Work order – Return every record below exactly as given.

Recorded data –
▶

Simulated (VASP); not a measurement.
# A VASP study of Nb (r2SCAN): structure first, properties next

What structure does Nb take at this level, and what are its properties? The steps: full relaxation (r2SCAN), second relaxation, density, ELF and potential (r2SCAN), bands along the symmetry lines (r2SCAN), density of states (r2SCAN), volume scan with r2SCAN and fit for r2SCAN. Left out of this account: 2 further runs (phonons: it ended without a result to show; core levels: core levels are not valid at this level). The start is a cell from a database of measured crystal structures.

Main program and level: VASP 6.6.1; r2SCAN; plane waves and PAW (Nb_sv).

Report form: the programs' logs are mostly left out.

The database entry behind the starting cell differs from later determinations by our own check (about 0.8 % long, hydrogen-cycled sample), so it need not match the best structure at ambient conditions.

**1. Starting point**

◀

Answer section –
Simulated (VASP); not a measurement.
# A VASP study of Nb (r2SCAN): structure first, properties next

What structure does Nb take at this level, and what are its properties? The steps: full relaxation (r2SCAN), second relaxation, density, ELF and potential (r2SCAN), bands along the symmetry lines (r2SCAN), density of states (r2SCAN), volume scan with r2SCAN and fit for r2SCAN. Left out of this account: 2 further runs (phonons: it ended without a result to show; core levels: core levels are not valid at this level). The start is a cell from a database of measured crystal structures.

Main program and level: VASP 6.6.1; r2SCAN; plane waves and PAW (Nb_sv).

Report form: the programs' logs are mostly left out.

The database entry behind the starting cell differs from later determinations by our own check (about 0.8 % long, hydrogen-cycled sample), so it need not match the best structure at ambient conditions.

**1. Starting point**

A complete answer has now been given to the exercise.